* **Work instruction**
Write the entries out exactly, with the final line being the one containing "Atoms on it: C at (0.00, 0.00).".

* **Supplied records**
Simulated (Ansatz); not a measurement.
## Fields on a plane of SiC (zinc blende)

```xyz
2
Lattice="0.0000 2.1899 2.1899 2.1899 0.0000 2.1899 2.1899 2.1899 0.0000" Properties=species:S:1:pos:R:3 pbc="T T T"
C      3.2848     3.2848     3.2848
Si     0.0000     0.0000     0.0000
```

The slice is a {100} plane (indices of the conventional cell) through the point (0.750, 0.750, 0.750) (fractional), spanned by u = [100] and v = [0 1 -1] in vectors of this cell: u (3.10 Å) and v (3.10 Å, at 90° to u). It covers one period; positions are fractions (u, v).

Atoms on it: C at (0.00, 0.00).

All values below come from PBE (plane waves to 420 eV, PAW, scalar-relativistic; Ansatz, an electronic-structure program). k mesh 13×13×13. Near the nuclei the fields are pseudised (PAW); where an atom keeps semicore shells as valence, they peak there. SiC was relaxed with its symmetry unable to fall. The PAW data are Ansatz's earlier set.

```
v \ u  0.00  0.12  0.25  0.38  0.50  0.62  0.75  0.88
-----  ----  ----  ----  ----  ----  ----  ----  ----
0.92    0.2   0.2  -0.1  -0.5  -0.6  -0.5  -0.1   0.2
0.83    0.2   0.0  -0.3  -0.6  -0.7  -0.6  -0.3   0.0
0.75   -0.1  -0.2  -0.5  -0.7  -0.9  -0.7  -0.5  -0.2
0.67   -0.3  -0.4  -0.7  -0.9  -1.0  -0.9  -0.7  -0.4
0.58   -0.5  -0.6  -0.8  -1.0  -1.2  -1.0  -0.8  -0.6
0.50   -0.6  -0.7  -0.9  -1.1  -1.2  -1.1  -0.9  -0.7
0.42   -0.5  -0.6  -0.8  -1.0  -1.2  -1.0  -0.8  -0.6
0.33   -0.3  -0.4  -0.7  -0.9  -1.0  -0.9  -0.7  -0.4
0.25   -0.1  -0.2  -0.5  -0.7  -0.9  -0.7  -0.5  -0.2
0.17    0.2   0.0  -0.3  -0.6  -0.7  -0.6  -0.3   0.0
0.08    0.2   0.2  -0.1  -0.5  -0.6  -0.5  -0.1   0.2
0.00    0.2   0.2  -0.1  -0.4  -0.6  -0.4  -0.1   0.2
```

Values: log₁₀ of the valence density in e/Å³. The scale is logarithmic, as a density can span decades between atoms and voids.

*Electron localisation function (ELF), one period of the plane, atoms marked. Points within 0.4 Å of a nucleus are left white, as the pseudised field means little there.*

* **Task result**
Simulated (Ansatz); not a measurement.
## Fields on a plane of SiC (zinc blende)

```xyz
2
Lattice="0.0000 2.1899 2.1899 2.1899 0.0000 2.1899 2.1899 2.1899 0.0000" Properties=species:S:1:pos:R:3 pbc="T T T"
C      3.2848     3.2848     3.2848
Si     0.0000     0.0000     0.0000
```

The slice is a {100} plane (indices of the conventional cell) through the point (0.750, 0.750, 0.750) (fractional), spanned by u = [100] and v = [0 1 -1] in vectors of this cell: u (3.10 Å) and v (3.10 Å, at 90° to u). It covers one period; positions are fractions (u, v).

Atoms on it: C at (0.00, 0.00).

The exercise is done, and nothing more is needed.